# Listed records
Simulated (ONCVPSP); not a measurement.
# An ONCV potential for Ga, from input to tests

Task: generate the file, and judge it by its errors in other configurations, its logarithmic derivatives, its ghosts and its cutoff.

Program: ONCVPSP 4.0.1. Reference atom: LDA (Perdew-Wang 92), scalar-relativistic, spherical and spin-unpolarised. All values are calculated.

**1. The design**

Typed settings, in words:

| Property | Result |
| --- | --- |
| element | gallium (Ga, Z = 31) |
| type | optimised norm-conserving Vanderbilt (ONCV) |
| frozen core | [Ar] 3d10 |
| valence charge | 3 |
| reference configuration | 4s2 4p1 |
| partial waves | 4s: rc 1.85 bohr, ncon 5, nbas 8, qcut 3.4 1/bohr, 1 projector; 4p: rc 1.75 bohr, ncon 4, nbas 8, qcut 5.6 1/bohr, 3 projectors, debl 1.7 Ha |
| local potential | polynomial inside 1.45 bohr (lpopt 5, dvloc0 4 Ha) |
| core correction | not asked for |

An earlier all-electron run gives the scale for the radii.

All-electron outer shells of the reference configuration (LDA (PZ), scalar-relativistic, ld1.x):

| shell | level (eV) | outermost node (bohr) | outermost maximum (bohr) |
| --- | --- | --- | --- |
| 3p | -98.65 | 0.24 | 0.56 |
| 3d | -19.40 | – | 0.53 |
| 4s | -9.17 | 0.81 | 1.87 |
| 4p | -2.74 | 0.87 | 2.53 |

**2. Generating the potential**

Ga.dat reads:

# Action item
The expected answer is an exact copy of the lines above, beginning at the line with "0.24 | 0.56 |" and ending at the line with "Generating the potential**", with both ends in.

# Task solution
| 3p | -98.65 | 0.24 | 0.56 |
| 3d | -19.40 | – | 0.53 |
| 4s | -9.17 | 0.81 | 1.87 |
| 4p | -2.74 | 0.87 | 2.53 |

**2. Generating the potential**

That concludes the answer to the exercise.